§ ACTION ITEM: Copy out the entries below exactly as they stand, but only from the line containing "Compound: C3H11NOSi3." through the line containing "H19 on Si6)".

§ THE DATA:
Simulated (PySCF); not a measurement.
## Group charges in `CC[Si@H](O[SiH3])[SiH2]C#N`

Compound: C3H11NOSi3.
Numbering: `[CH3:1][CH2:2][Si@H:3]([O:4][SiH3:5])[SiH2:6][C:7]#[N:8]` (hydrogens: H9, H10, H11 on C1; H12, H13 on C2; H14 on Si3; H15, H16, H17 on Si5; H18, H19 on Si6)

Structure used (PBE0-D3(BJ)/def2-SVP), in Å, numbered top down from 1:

§ ANSWER SPACE:
Compound: C3H11NOSi3.
Numbering: `[CH3:1][CH2:2][Si@H:3]([O:4][SiH3:5])[SiH2:6][C:7]#[N:8]` (hydrogens: H9, H10, H11 on C1; H12, H13 on C2; H14 on Si3; H15, H16, H17 on Si5; H18, H19 on Si6)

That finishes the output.